The response must consist of all the entries, duplicated without alteration.

**Provided material**.
+++

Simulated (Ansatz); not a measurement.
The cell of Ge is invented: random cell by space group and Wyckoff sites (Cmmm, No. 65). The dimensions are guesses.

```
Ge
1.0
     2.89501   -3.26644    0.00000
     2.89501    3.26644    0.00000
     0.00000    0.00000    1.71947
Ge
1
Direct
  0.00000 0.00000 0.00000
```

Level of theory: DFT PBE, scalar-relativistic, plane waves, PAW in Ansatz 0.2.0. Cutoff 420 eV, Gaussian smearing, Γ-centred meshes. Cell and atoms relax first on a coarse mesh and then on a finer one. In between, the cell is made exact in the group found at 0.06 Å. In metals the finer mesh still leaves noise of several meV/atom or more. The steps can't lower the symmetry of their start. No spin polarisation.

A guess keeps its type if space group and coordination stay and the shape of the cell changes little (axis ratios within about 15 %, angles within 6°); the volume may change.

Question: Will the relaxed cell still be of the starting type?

+++

**Written answer**.
Simulated (Ansatz); not a measurement.
The cell of Ge is invented: random cell by space group and Wyckoff sites (Cmmm, No. 65). The dimensions are guesses.

```
Ge
1.0
     2.89501   -3.26644    0.00000
     2.89501    3.26644    0.00000
     0.00000    0.00000    1.71947
Ge
1
Direct
  0.00000 0.00000 0.00000
```

Level of theory: DFT PBE, scalar-relativistic, plane waves, PAW in Ansatz 0.2.0. Cutoff 420 eV, Gaussian smearing, Γ-centred meshes. Cell and atoms relax first on a coarse mesh and then on a finer one. In between, the cell is made exact in the group found at 0.06 Å. In metals the finer mesh still leaves noise of several meV/atom or more. The steps can't lower the symmetry of their start. No spin polarisation.

A guess keeps its type if space group and coordination stay and the shape of the cell changes little (axis ratios within about 15 %, angles within 6°); the volume may change.

Question: Will the relaxed cell still be of the starting type?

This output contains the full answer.